- [STORED DATA]:
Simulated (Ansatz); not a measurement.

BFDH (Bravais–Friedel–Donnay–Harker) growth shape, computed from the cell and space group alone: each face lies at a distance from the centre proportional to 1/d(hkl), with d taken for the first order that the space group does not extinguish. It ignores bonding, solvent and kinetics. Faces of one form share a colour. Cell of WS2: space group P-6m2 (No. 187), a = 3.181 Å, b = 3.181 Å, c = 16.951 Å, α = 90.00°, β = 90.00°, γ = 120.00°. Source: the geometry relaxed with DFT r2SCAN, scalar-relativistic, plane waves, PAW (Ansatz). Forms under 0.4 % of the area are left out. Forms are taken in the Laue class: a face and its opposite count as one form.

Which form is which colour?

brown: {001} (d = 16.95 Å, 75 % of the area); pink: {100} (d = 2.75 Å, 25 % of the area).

- [REQUIREMENT]:
Which lines run from the one holding "BFDH (Bravais–Friedel–Donnay–Harker) growth" through the one holding "Which form is which colour?" in the records above? Repeat them exactly, both included, and nothing more.

- [EXERCISE RESPONSE]:
BFDH (Bravais–Friedel–Donnay–Harker) growth shape, computed from the cell and space group alone: each face lies at a distance from the centre proportional to 1/d(hkl), with d taken for the first order that the space group does not extinguish. It ignores bonding, solvent and kinetics. Faces of one form share a colour. Cell of WS2: space group P-6m2 (No. 187), a = 3.181 Å, b = 3.181 Å, c = 16.951 Å, α = 90.00°, β = 90.00°, γ = 120.00°. Source: the geometry relaxed with DFT r2SCAN, scalar-relativistic, plane waves, PAW (Ansatz). Forms under 0.4 % of the area are left out. Forms are taken in the Laue class: a face and its opposite count as one form.

Which form is which colour?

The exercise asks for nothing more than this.